[GIVEN ENTRIES]

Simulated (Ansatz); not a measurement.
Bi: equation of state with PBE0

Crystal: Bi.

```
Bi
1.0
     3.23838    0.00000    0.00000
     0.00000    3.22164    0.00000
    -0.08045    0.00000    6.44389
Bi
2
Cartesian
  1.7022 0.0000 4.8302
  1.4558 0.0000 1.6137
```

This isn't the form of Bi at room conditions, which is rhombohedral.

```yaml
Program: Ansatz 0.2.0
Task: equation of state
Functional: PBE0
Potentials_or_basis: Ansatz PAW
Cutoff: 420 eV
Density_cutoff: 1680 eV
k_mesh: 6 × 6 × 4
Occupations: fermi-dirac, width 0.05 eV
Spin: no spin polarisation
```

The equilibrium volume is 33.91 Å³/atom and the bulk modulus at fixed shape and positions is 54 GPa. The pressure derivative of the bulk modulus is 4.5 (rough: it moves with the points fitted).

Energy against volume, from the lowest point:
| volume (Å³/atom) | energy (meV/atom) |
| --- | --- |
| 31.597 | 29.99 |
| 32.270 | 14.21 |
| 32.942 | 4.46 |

[/GIVEN ENTRIES]

■ WORK ORDER: The lines running from the start of the data through the one that contains "32.270 | 14.21 |" should be reproduced exactly, and only those.

■ EXPECTED ANSWER:
Simulated (Ansatz); not a measurement.
Bi: equation of state with PBE0

Crystal: Bi.

```
Bi
1.0
     3.23838    0.00000    0.00000
     0.00000    3.22164    0.00000
    -0.08045    0.00000    6.44389
Bi
2
Cartesian
  1.7022 0.0000 4.8302
  1.4558 0.0000 1.6137
```

This isn't the form of Bi at room conditions, which is rhombohedral.

```yaml
Program: Ansatz 0.2.0
Task: equation of state
Functional: PBE0
Potentials_or_basis: Ansatz PAW
Cutoff: 420 eV
Density_cutoff: 1680 eV
k_mesh: 6 × 6 × 4
Occupations: fermi-dirac, width 0.05 eV
Spin: no spin polarisation
```

The equilibrium volume is 33.91 Å³/atom and the bulk modulus at fixed shape and positions is 54 GPa. The pressure derivative of the bulk modulus is 4.5 (rough: it moves with the points fitted).

Energy against volume, from the lowest point:
| volume (Å³/atom) | energy (meV/atom) |
| --- | --- |
| 31.597 | 29.99 |
| 32.270 | 14.21 |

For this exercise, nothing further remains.